> _Work order_: Lines outside the range are not wanted. Give again exactly the lines between the line holding "Diamond growth" and the line holding "A diamond (100)", inclusive, from the listing below.

> _Records provided_:
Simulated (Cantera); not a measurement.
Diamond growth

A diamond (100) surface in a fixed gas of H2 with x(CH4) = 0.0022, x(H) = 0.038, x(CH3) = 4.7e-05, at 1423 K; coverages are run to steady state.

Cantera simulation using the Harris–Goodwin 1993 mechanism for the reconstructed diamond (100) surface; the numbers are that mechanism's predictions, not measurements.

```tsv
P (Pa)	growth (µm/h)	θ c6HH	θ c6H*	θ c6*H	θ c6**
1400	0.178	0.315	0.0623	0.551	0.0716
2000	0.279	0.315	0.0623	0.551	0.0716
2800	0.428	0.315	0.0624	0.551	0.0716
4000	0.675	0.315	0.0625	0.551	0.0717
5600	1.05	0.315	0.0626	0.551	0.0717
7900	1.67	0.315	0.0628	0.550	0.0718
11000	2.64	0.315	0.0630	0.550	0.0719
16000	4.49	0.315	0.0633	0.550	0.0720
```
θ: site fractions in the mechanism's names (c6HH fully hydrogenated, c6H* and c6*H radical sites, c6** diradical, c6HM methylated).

> _Expected answer_:
Diamond growth

A diamond (100) surface in a fixed gas of H2 with x(CH4) = 0.0022, x(H) = 0.038, x(CH3) = 4.7e-05, at 1423 K; coverages are run to steady state.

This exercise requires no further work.